Start of Block
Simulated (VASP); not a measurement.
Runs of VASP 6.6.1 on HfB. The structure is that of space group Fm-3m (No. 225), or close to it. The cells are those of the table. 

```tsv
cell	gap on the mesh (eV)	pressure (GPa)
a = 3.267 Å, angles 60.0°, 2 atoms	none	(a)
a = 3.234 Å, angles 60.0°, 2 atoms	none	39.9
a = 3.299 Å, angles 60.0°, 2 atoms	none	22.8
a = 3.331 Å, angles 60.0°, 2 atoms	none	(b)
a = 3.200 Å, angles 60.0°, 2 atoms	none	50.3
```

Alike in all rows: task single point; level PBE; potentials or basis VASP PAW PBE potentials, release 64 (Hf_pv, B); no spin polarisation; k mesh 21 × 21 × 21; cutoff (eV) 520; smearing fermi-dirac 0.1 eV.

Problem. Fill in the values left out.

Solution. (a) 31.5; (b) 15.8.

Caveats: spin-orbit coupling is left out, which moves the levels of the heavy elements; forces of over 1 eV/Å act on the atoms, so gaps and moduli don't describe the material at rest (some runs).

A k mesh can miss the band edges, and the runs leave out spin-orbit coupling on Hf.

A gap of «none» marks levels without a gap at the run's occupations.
End of Block

*REQUIREMENT*. Within the data above, the span starting at the line containing "Solution. (a) 31.5; (b) 15.8." and ending at the line containing "A k mesh can" is to be retyped exactly, with no other lines.

*RESULT*.
Solution. (a) 31.5; (b) 15.8.

Caveats: spin-orbit coupling is left out, which moves the levels of the heavy elements; forces of over 1 eV/Å act on the atoms, so gaps and moduli don't describe the material at rest (some runs).

A k mesh can miss the band edges, and the runs leave out spin-orbit coupling on Hf.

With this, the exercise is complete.